■ Exercise data:
——————————

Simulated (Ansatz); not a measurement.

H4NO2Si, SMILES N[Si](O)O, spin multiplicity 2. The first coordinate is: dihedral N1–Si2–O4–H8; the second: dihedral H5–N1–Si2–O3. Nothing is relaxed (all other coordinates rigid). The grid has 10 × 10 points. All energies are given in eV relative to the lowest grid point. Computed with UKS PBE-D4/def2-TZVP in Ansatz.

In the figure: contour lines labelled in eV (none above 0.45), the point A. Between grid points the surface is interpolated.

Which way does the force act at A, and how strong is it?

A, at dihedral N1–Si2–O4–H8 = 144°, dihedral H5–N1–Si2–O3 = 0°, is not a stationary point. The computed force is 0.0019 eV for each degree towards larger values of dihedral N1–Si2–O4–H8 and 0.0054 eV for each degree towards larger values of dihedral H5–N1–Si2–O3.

——————————

■ Exercise: Each line of the material above must be retyped exactly as written.

■ Answer space:
Simulated (Ansatz); not a measurement.

H4NO2Si, SMILES N[Si](O)O, spin multiplicity 2. The first coordinate is: dihedral N1–Si2–O4–H8; the second: dihedral H5–N1–Si2–O3. Nothing is relaxed (all other coordinates rigid). The grid has 10 × 10 points. All energies are given in eV relative to the lowest grid point. Computed with UKS PBE-D4/def2-TZVP in Ansatz.

In the figure: contour lines labelled in eV (none above 0.45), the point A. Between grid points the surface is interpolated.

Which way does the force act at A, and how strong is it?

A, at dihedral N1–Si2–O4–H8 = 144°, dihedral H5–N1–Si2–O3 = 0°, is not a stationary point. The computed force is 0.0019 eV for each degree towards larger values of dihedral N1–Si2–O4–H8 and 0.0054 eV for each degree towards larger values of dihedral H5–N1–Si2–O3.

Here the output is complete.